GIVEN INFORMATION: Begin
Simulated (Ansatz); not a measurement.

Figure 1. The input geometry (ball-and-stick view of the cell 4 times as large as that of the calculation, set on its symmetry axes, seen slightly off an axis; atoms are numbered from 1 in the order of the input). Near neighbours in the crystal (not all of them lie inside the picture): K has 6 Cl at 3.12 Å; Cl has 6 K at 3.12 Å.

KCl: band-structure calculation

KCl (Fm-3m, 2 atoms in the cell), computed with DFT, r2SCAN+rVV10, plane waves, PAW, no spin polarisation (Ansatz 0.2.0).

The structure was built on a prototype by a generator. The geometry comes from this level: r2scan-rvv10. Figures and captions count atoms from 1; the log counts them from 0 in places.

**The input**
GIVEN INFORMATION: End

■ **EXERCISE**
Since the material above must be kept intact, output it exactly as it is.

■ **EXERCISE ANSWER**
Simulated (Ansatz); not a measurement.

Figure 1. The input geometry (ball-and-stick view of the cell 4 times as large as that of the calculation, set on its symmetry axes, seen slightly off an axis; atoms are numbered from 1 in the order of the input). Near neighbours in the crystal (not all of them lie inside the picture): K has 6 Cl at 3.12 Å; Cl has 6 K at 3.12 Å.

KCl: band-structure calculation

KCl (Fm-3m, 2 atoms in the cell), computed with DFT, r2SCAN+rVV10, plane waves, PAW, no spin polarisation (Ansatz 0.2.0).

The structure was built on a prototype by a generator. The geometry comes from this level: r2scan-rvv10. Figures and captions count atoms from 1; the log counts them from 0 in places.

**The input**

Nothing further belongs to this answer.